Work instruction: Each record in the material below must be written out again exactly.

Provided data:
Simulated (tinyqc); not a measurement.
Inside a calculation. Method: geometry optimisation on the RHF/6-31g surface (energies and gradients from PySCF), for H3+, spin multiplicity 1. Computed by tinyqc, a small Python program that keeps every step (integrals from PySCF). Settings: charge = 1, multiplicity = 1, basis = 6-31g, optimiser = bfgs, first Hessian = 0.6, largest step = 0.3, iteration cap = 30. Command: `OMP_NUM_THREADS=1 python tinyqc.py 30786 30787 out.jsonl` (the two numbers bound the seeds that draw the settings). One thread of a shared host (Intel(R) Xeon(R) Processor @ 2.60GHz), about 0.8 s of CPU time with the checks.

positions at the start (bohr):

Task solution:
Simulated (tinyqc); not a measurement.
Inside a calculation. Method: geometry optimisation on the RHF/6-31g surface (energies and gradients from PySCF), for H3+, spin multiplicity 1. Computed by tinyqc, a small Python program that keeps every step (integrals from PySCF). Settings: charge = 1, multiplicity = 1, basis = 6-31g, optimiser = bfgs, first Hessian = 0.6, largest step = 0.3, iteration cap = 30. Command: `OMP_NUM_THREADS=1 python tinyqc.py 30786 30787 out.jsonl` (the two numbers bound the seeds that draw the settings). One thread of a shared host (Intel(R) Xeon(R) Processor @ 2.60GHz), about 0.8 s of CPU time with the checks.

positions at the start (bohr):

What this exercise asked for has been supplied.